▶ [WORK ORDER]: Your answer should be only the lines below from the one with "# ScAl2Sb2As (Cmmm)" to the one with "## (1) The cell of the first run", repeated exactly, ends included.

⟨

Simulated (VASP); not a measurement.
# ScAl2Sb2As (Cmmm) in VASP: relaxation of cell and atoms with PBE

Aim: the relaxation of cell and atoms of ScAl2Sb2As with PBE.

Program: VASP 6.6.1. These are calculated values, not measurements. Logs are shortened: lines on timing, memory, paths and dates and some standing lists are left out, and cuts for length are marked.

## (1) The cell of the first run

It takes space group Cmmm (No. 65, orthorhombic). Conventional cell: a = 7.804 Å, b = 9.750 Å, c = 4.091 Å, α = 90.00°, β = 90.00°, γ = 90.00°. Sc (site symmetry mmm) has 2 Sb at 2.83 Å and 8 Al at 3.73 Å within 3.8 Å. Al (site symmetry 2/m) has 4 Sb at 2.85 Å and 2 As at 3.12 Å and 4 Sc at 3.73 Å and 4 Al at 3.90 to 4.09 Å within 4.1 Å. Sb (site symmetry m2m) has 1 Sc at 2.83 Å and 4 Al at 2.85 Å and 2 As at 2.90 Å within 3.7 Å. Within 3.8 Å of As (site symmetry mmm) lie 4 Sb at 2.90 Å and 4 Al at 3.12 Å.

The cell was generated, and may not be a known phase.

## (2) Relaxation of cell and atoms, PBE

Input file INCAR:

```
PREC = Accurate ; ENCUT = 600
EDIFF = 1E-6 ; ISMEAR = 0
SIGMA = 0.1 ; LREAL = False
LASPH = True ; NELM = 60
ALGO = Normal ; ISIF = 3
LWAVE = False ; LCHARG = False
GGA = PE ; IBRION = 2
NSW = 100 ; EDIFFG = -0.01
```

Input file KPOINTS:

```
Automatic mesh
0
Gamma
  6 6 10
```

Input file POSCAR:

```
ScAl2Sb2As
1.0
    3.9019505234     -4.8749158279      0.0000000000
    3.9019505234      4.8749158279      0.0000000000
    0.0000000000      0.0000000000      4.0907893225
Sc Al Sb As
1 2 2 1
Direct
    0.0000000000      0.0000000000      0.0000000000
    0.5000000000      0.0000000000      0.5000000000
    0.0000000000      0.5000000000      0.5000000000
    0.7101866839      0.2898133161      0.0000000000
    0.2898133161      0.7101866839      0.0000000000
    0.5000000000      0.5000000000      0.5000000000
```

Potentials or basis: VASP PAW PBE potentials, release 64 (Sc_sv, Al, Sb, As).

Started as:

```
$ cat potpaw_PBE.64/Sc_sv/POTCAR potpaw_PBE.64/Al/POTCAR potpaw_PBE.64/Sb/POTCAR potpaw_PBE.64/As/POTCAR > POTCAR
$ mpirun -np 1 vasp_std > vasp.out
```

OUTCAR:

⟩

▶ [PROBLEM SOLUTION]:
# ScAl2Sb2As (Cmmm) in VASP: relaxation of cell and atoms with PBE

Aim: the relaxation of cell and atoms of ScAl2Sb2As with PBE.

Program: VASP 6.6.1. These are calculated values, not measurements. Logs are shortened: lines on timing, memory, paths and dates and some standing lists are left out, and cuts for length are marked.

## (1) The cell of the first run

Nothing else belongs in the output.